(Given data begins)
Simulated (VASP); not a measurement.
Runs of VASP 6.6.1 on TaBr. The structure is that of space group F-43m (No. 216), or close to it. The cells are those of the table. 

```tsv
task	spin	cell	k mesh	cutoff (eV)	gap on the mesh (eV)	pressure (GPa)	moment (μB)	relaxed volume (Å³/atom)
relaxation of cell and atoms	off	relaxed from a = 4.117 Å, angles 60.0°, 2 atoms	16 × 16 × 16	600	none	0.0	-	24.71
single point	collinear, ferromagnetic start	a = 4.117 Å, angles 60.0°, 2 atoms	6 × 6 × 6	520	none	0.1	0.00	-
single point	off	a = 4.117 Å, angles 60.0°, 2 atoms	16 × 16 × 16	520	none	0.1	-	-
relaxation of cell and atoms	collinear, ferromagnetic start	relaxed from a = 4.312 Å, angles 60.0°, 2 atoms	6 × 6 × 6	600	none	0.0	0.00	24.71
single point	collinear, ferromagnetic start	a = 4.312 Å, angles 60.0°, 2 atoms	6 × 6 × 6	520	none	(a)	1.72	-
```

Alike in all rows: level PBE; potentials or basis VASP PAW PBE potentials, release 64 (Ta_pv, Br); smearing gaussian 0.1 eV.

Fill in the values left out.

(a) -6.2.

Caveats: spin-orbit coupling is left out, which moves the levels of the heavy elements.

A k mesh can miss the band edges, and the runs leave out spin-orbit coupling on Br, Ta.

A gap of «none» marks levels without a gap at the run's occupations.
(Given data ends)

§ **Action item**
In the listing above, find the line containing "Alike in all" and the line containing "A k mesh can", then repeat those two lines and everything between them exactly.

§ **Exercise answer**
Alike in all rows: level PBE; potentials or basis VASP PAW PBE potentials, release 64 (Ta_pv, Br); smearing gaussian 0.1 eV.

Fill in the values left out.

(a) -6.2.

Caveats: spin-orbit coupling is left out, which moves the levels of the heavy elements.

A k mesh can miss the band edges, and the runs leave out spin-orbit coupling on Br, Ta.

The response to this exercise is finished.